§ Work task: Transcribe the records below exactly as written, from the opening line through the line that contains "Br3 – C1 | 2.8 |".

· · ·

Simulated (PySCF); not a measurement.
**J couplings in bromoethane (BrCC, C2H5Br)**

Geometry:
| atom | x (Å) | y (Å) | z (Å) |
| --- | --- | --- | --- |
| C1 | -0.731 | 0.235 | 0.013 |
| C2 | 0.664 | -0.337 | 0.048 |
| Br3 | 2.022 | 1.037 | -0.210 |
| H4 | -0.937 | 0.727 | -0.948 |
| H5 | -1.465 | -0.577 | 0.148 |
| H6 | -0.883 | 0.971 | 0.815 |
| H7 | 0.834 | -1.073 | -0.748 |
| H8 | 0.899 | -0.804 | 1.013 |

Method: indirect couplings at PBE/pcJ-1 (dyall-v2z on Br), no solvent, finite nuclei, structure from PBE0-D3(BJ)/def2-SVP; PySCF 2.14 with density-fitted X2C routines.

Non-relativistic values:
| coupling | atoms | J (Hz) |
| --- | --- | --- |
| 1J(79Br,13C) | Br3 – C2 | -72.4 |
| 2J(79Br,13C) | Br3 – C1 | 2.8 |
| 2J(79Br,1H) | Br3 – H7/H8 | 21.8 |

· · ·

§ Answer area:
Simulated (PySCF); not a measurement.
**J couplings in bromoethane (BrCC, C2H5Br)**

Geometry:
| atom | x (Å) | y (Å) | z (Å) |
| --- | --- | --- | --- |
| C1 | -0.731 | 0.235 | 0.013 |
| C2 | 0.664 | -0.337 | 0.048 |
| Br3 | 2.022 | 1.037 | -0.210 |
| H4 | -0.937 | 0.727 | -0.948 |
| H5 | -1.465 | -0.577 | 0.148 |
| H6 | -0.883 | 0.971 | 0.815 |
| H7 | 0.834 | -1.073 | -0.748 |
| H8 | 0.899 | -0.804 | 1.013 |

Method: indirect couplings at PBE/pcJ-1 (dyall-v2z on Br), no solvent, finite nuclei, structure from PBE0-D3(BJ)/def2-SVP; PySCF 2.14 with density-fitted X2C routines.

Non-relativistic values:
| coupling | atoms | J (Hz) |
| --- | --- | --- |
| 1J(79Br,13C) | Br3 – C2 | -72.4 |
| 2J(79Br,13C) | Br3 – C1 | 2.8 |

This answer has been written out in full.